* **SUPPLIED ENTRIES**
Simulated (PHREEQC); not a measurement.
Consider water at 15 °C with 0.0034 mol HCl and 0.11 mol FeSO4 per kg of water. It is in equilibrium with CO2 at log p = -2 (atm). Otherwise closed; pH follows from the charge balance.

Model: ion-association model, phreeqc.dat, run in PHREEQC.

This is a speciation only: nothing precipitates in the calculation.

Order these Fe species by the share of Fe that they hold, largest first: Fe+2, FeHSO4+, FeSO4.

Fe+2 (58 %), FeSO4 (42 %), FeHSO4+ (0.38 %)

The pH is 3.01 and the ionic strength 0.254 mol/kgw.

* **WORK ITEM**
Repeat the data verbatim.

* **WRITTEN RESPONSE**
Simulated (PHREEQC); not a measurement.
Consider water at 15 °C with 0.0034 mol HCl and 0.11 mol FeSO4 per kg of water. It is in equilibrium with CO2 at log p = -2 (atm). Otherwise closed; pH follows from the charge balance.

Model: ion-association model, phreeqc.dat, run in PHREEQC.

This is a speciation only: nothing precipitates in the calculation.

Order these Fe species by the share of Fe that they hold, largest first: Fe+2, FeHSO4+, FeSO4.

Fe+2 (58 %), FeSO4 (42 %), FeHSO4+ (0.38 %)

The pH is 3.01 and the ionic strength 0.254 mol/kgw.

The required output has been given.